Work task ▸
Within the entries below, the lines from the one with "These files were" through the one with "Caveat: spin-orbit coupling" are to be set down exactly, both ends kept.

##########
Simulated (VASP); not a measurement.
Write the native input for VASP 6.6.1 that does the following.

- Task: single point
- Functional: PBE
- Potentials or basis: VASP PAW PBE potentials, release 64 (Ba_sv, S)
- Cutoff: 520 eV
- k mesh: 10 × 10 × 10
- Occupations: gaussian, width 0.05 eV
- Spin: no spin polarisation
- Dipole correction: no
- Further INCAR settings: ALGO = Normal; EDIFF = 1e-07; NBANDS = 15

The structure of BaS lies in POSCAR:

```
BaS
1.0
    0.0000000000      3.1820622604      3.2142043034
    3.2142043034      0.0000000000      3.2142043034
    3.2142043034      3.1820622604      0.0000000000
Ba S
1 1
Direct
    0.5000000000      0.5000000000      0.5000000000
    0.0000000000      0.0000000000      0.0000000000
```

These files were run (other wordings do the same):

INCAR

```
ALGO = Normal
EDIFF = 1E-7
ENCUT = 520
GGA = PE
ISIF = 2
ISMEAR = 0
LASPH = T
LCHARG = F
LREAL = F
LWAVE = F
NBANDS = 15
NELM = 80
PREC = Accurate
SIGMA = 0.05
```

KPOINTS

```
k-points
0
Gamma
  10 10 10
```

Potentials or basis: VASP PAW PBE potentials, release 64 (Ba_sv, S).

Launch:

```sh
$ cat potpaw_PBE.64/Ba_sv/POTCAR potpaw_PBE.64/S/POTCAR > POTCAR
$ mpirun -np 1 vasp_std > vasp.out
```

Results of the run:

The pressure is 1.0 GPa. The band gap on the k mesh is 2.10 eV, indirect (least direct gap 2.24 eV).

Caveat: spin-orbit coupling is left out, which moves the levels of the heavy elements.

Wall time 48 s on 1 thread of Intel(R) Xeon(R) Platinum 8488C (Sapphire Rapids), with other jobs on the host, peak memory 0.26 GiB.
##########

Expected answer ▸
These files were run (other wordings do the same):

INCAR

```
ALGO = Normal
EDIFF = 1E-7
ENCUT = 520
GGA = PE
ISIF = 2
ISMEAR = 0
LASPH = T
LCHARG = F
LREAL = F
LWAVE = F
NBANDS = 15
NELM = 80
PREC = Accurate
SIGMA = 0.05
```

KPOINTS

```
k-points
0
Gamma
  10 10 10
```

Potentials or basis: VASP PAW PBE potentials, release 64 (Ba_sv, S).

Launch:

```sh
$ cat potpaw_PBE.64/Ba_sv/POTCAR potpaw_PBE.64/S/POTCAR > POTCAR
$ mpirun -np 1 vasp_std > vasp.out
```

Results of the run:

The pressure is 1.0 GPa. The band gap on the k mesh is 2.10 eV, indirect (least direct gap 2.24 eV).

Caveat: spin-orbit coupling is left out, which moves the levels of the heavy elements.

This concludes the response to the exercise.